**Records supplied**
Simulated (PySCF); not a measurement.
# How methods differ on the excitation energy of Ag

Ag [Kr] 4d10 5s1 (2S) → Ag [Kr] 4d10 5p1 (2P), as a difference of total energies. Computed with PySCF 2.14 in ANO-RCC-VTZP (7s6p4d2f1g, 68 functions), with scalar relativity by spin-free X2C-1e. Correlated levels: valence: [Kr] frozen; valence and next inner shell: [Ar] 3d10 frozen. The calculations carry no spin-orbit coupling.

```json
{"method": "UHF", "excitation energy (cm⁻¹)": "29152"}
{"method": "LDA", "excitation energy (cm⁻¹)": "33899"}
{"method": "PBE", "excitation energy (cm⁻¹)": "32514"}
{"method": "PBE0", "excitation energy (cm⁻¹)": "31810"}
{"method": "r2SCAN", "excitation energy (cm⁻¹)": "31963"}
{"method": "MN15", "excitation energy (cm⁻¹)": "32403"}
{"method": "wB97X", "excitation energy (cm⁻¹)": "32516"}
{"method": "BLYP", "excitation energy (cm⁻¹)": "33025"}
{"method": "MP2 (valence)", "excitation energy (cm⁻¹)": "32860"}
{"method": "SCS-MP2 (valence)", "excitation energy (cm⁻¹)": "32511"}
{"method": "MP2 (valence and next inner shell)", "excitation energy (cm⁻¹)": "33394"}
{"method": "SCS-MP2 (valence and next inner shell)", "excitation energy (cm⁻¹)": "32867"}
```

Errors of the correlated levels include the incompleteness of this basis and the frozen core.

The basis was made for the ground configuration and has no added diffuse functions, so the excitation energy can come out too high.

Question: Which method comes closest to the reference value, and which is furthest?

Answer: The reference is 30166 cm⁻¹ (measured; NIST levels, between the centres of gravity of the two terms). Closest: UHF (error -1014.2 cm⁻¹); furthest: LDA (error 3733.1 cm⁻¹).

**Activity**
Print exactly the lines above from the one with "The basis was" to the one with "Question: Which method", including both.

**Your response**
The basis was made for the ground configuration and has no added diffuse functions, so the excitation energy can come out too high.

Question: Which method comes closest to the reference value, and which is furthest?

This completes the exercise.